=== Source material ===
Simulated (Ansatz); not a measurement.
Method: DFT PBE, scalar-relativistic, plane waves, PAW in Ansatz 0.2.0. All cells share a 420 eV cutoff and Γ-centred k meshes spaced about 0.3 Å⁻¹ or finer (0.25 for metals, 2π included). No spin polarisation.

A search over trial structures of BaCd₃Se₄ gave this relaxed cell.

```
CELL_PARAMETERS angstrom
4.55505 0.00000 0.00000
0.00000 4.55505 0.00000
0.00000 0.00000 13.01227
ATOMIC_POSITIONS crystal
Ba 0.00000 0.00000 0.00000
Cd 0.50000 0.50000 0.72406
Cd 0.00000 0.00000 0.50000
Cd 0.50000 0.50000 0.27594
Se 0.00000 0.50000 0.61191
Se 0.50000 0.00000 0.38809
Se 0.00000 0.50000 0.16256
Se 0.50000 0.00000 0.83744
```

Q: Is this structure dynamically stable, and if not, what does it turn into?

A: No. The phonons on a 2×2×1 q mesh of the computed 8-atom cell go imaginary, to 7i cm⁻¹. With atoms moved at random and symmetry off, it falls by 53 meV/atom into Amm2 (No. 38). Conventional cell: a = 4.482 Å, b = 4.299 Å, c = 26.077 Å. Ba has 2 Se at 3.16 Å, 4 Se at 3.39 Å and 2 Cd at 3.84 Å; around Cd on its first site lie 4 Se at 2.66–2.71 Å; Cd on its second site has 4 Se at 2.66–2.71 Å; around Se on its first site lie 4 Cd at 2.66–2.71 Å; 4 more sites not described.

=== Work order ===
What is needed is a verbatim copy of every line in the records above from the one containing "Method: DFT PBE, scalar-relativistic, plane" down to the one containing "Q: Is this structure", both included, and nothing more.

=== Exercise answer ===
Method: DFT PBE, scalar-relativistic, plane waves, PAW in Ansatz 0.2.0. All cells share a 420 eV cutoff and Γ-centred k meshes spaced about 0.3 Å⁻¹ or finer (0.25 for metals, 2π included). No spin polarisation.

A search over trial structures of BaCd₃Se₄ gave this relaxed cell.

```
CELL_PARAMETERS angstrom
4.55505 0.00000 0.00000
0.00000 4.55505 0.00000
0.00000 0.00000 13.01227
ATOMIC_POSITIONS crystal
Ba 0.00000 0.00000 0.00000
Cd 0.50000 0.50000 0.72406
Cd 0.00000 0.00000 0.50000
Cd 0.50000 0.50000 0.27594
Se 0.00000 0.50000 0.61191
Se 0.50000 0.00000 0.38809
Se 0.00000 0.50000 0.16256
Se 0.50000 0.00000 0.83744
```

Q: Is this structure dynamically stable, and if not, what does it turn into?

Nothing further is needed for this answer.